> _WORK TASK_
When you reach the line in the listing below that contains "Potentials or basis: VASP", begin returning lines exactly as written, and stop after the line that contains "for the pressure?". Return no other lines.

> _DATA LISTING_
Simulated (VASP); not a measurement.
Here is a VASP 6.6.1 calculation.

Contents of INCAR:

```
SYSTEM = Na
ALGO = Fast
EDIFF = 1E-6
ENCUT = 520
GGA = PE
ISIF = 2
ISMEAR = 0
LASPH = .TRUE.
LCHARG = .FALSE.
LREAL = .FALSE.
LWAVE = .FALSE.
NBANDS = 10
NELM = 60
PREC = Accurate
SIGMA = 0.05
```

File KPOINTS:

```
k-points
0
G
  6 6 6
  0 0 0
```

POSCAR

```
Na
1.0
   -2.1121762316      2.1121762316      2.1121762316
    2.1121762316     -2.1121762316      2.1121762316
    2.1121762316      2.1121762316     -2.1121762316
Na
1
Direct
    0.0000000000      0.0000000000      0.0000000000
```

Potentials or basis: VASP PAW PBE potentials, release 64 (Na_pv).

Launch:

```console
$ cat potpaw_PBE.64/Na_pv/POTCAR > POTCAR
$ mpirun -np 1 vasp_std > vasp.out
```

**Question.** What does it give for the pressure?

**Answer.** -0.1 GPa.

> _ANSWER SECTION_
Potentials or basis: VASP PAW PBE potentials, release 64 (Na_pv).

Launch:

```console
$ cat potpaw_PBE.64/Na_pv/POTCAR > POTCAR
$ mpirun -np 1 vasp_std > vasp.out
```

**Question.** What does it give for the pressure?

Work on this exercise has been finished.